## Work task
Write each line out a second time, exactly as shown below.

--*--

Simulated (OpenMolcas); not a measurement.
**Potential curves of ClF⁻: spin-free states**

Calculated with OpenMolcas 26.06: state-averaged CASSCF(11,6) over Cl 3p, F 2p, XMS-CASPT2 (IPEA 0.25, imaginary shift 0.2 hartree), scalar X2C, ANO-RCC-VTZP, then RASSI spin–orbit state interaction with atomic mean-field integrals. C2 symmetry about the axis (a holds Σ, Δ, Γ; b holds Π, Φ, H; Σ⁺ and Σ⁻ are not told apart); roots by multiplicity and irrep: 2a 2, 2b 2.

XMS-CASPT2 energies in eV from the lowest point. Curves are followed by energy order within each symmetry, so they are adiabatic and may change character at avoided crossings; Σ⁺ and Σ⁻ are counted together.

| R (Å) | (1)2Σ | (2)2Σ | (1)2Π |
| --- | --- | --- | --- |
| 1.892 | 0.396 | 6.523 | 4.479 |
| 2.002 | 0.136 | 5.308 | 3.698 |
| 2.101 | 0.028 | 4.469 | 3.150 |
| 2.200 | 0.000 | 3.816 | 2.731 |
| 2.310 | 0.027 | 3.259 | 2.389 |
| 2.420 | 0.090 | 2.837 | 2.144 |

--*--

## Result
Simulated (OpenMolcas); not a measurement.
**Potential curves of ClF⁻: spin-free states**

Calculated with OpenMolcas 26.06: state-averaged CASSCF(11,6) over Cl 3p, F 2p, XMS-CASPT2 (IPEA 0.25, imaginary shift 0.2 hartree), scalar X2C, ANO-RCC-VTZP, then RASSI spin–orbit state interaction with atomic mean-field integrals. C2 symmetry about the axis (a holds Σ, Δ, Γ; b holds Π, Φ, H; Σ⁺ and Σ⁻ are not told apart); roots by multiplicity and irrep: 2a 2, 2b 2.

XMS-CASPT2 energies in eV from the lowest point. Curves are followed by energy order within each symmetry, so they are adiabatic and may change character at avoided crossings; Σ⁺ and Σ⁻ are counted together.

| R (Å) | (1)2Σ | (2)2Σ | (1)2Π |
| --- | --- | --- | --- |
| 1.892 | 0.396 | 6.523 | 4.479 |
| 2.002 | 0.136 | 5.308 | 3.698 |
| 2.101 | 0.028 | 4.469 | 3.150 |
| 2.200 | 0.000 | 3.816 | 2.731 |
| 2.310 | 0.027 | 3.259 | 2.389 |
| 2.420 | 0.090 | 2.837 | 2.144 |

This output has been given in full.